__Required action__. The lines from the top of the listing through the one containing "Figure. −dE/dQ from" are to be retyped exactly, with no other lines.

(Record excerpts)
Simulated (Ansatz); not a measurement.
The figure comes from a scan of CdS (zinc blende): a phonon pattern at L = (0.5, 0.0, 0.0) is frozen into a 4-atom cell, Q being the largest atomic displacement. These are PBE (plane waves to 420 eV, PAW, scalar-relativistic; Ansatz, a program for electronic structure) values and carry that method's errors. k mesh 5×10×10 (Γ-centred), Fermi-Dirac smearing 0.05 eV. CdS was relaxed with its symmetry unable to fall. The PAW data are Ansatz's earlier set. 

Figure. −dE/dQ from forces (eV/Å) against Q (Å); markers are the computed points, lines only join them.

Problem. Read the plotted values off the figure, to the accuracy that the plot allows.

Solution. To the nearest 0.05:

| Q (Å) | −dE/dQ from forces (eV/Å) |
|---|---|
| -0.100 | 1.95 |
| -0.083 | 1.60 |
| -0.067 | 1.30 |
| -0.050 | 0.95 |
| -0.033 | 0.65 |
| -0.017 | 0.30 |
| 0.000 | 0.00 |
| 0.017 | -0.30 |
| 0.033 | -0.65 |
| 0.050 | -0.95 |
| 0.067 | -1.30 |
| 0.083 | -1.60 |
(End Record excerpts)

__Exercise output__.
Simulated (Ansatz); not a measurement.
The figure comes from a scan of CdS (zinc blende): a phonon pattern at L = (0.5, 0.0, 0.0) is frozen into a 4-atom cell, Q being the largest atomic displacement. These are PBE (plane waves to 420 eV, PAW, scalar-relativistic; Ansatz, a program for electronic structure) values and carry that method's errors. k mesh 5×10×10 (Γ-centred), Fermi-Dirac smearing 0.05 eV. CdS was relaxed with its symmetry unable to fall. The PAW data are Ansatz's earlier set. 

Figure. −dE/dQ from forces (eV/Å) against Q (Å); markers are the computed points, lines only join them.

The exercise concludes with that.